Recorded data →
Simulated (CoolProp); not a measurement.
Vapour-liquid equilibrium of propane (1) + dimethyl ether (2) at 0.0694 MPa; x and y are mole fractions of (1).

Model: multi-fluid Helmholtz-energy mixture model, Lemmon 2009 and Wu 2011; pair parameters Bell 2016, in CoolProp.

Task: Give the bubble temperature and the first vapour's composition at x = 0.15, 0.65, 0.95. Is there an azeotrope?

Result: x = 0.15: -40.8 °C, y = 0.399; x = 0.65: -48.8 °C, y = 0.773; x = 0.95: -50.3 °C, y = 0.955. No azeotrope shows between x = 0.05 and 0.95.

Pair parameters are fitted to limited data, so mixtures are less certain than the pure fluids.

Work item → Extract exactly the leading lines of the data, stopping at and including the line with "Result: x = 0.15: -40.8".

Exercise answer →
Simulated (CoolProp); not a measurement.
Vapour-liquid equilibrium of propane (1) + dimethyl ether (2) at 0.0694 MPa; x and y are mole fractions of (1).

Model: multi-fluid Helmholtz-energy mixture model, Lemmon 2009 and Wu 2011; pair parameters Bell 2016, in CoolProp.

Task: Give the bubble temperature and the first vapour's composition at x = 0.15, 0.65, 0.95. Is there an azeotrope?

Result: x = 0.15: -40.8 °C, y = 0.399; x = 0.65: -48.8 °C, y = 0.773; x = 0.95: -50.3 °C, y = 0.955. No azeotrope shows between x = 0.05 and 0.95.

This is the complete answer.